Only one stretch of the records below should be repeated. It starts with the line containing "setting | value |" and goes on through the line containing "0.00367493 Ha |", exactly as written.

**** Dataset records ****

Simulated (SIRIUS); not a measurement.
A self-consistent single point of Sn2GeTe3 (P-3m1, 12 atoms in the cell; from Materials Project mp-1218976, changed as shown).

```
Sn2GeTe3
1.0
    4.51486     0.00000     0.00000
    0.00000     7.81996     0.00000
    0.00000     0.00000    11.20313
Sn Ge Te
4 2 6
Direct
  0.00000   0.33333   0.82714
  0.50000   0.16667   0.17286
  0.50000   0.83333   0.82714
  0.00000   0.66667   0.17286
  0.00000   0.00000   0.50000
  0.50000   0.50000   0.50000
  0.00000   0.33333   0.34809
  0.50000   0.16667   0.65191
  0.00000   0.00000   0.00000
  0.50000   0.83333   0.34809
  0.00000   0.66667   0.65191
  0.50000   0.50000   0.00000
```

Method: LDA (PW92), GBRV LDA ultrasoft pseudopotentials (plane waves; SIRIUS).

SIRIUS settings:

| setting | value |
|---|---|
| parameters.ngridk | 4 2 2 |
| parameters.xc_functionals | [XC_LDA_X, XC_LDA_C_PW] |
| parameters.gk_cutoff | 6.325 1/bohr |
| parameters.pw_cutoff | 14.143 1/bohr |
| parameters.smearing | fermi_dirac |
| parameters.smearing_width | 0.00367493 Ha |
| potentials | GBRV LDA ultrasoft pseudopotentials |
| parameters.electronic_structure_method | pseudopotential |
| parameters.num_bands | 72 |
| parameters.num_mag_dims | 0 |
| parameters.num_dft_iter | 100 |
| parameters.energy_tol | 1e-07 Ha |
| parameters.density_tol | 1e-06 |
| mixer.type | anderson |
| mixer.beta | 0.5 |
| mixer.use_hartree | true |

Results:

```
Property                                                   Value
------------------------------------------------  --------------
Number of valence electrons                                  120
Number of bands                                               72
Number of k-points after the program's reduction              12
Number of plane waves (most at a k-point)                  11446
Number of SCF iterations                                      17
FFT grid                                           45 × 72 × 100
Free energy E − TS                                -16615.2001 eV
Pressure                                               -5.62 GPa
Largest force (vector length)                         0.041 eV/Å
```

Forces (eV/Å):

****

Exercise result —
| setting | value |
|---|---|
| parameters.ngridk | 4 2 2 |
| parameters.xc_functionals | [XC_LDA_X, XC_LDA_C_PW] |
| parameters.gk_cutoff | 6.325 1/bohr |
| parameters.pw_cutoff | 14.143 1/bohr |
| parameters.smearing | fermi_dirac |
| parameters.smearing_width | 0.00367493 Ha |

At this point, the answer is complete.